Assignment: Reproduce the data exactly. Omit no record.

··········

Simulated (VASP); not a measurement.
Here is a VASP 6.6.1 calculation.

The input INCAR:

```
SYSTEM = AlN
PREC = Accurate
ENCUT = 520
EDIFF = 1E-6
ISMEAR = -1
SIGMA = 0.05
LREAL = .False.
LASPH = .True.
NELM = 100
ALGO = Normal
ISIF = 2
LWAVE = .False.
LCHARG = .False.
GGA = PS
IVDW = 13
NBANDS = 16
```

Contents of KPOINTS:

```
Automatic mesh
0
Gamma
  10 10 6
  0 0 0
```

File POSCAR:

··········

Task result:
Simulated (VASP); not a measurement.
Here is a VASP 6.6.1 calculation.

The input INCAR:

```
SYSTEM = AlN
PREC = Accurate
ENCUT = 520
EDIFF = 1E-6
ISMEAR = -1
SIGMA = 0.05
LREAL = .False.
LASPH = .True.
NELM = 100
ALGO = Normal
ISIF = 2
LWAVE = .False.
LCHARG = .False.
GGA = PS
IVDW = 13
NBANDS = 16
```

Contents of KPOINTS:

```
Automatic mesh
0
Gamma
  10 10 6
  0 0 0
```

File POSCAR:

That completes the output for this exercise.